_Listed entries_
= Beginning of Section =

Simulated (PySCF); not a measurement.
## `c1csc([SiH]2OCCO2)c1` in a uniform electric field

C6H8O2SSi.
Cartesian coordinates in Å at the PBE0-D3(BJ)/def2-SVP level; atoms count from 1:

= End of Section =

_Task item_
Transcribe the material exactly, so that no line is lost or altered.

_Your response_
Simulated (PySCF); not a measurement.
## `c1csc([SiH]2OCCO2)c1` in a uniform electric field

C6H8O2SSi.
Cartesian coordinates in Å at the PBE0-D3(BJ)/def2-SVP level; atoms count from 1:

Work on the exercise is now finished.